Segment Start: MATERIAL SHOWN
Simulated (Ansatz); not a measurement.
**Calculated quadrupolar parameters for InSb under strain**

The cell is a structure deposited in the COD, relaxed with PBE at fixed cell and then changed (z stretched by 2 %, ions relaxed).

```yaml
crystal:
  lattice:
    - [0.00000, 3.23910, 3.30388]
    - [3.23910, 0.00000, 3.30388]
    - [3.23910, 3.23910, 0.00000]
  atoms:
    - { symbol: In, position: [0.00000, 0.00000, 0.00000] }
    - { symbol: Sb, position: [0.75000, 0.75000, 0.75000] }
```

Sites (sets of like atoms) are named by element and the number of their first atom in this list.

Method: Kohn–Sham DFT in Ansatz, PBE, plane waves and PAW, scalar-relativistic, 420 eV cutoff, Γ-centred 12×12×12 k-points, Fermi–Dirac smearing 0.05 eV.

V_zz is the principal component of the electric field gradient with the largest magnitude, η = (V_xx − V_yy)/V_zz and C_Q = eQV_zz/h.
Segment End: MATERIAL SHOWN

## TASK ITEM
Type out the material again exactly as presented.

## WRITTEN SOLUTION
Simulated (Ansatz); not a measurement.
**Calculated quadrupolar parameters for InSb under strain**

The cell is a structure deposited in the COD, relaxed with PBE at fixed cell and then changed (z stretched by 2 %, ions relaxed).

```yaml
crystal:
  lattice:
    - [0.00000, 3.23910, 3.30388]
    - [3.23910, 0.00000, 3.30388]
    - [3.23910, 3.23910, 0.00000]
  atoms:
    - { symbol: In, position: [0.00000, 0.00000, 0.00000] }
    - { symbol: Sb, position: [0.75000, 0.75000, 0.75000] }
```

Sites (sets of like atoms) are named by element and the number of their first atom in this list.

Method: Kohn–Sham DFT in Ansatz, PBE, plane waves and PAW, scalar-relativistic, 420 eV cutoff, Γ-centred 12×12×12 k-points, Fermi–Dirac smearing 0.05 eV.

V_zz is the principal component of the electric field gradient with the largest magnitude, η = (V_xx − V_yy)/V_zz and C_Q = eQV_zz/h.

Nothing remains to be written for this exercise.